EXTRACTED INFORMATION.
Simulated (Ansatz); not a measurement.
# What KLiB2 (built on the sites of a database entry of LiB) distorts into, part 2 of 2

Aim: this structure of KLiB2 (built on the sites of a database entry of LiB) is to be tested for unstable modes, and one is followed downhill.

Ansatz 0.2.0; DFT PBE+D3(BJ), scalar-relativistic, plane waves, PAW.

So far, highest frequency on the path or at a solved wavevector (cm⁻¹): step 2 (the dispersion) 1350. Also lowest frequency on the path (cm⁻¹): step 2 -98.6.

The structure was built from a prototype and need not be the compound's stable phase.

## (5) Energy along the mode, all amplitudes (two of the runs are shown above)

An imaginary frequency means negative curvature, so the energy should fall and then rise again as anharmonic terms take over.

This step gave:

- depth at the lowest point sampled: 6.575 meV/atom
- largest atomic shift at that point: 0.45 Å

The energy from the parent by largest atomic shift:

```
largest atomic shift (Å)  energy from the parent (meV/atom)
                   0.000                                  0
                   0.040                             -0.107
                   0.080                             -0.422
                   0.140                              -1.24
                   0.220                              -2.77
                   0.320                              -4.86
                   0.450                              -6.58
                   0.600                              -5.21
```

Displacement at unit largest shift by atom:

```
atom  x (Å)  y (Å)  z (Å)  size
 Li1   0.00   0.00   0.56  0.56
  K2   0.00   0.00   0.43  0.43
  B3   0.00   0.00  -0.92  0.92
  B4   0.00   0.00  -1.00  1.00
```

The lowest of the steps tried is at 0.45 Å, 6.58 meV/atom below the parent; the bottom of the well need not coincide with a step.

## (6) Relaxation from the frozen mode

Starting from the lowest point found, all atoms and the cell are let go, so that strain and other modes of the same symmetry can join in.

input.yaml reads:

WORK TASK.
Everything from the first line of the records above to the line containing "- depth at the", inclusive, should be repeated exactly; leave out the rest.

PROBLEM SOLUTION.
Simulated (Ansatz); not a measurement.
# What KLiB2 (built on the sites of a database entry of LiB) distorts into, part 2 of 2

Aim: this structure of KLiB2 (built on the sites of a database entry of LiB) is to be tested for unstable modes, and one is followed downhill.

Ansatz 0.2.0; DFT PBE+D3(BJ), scalar-relativistic, plane waves, PAW.

So far, highest frequency on the path or at a solved wavevector (cm⁻¹): step 2 (the dispersion) 1350. Also lowest frequency on the path (cm⁻¹): step 2 -98.6.

The structure was built from a prototype and need not be the compound's stable phase.

## (5) Energy along the mode, all amplitudes (two of the runs are shown above)

An imaginary frequency means negative curvature, so the energy should fall and then rise again as anharmonic terms take over.

This step gave:

- depth at the lowest point sampled: 6.575 meV/atom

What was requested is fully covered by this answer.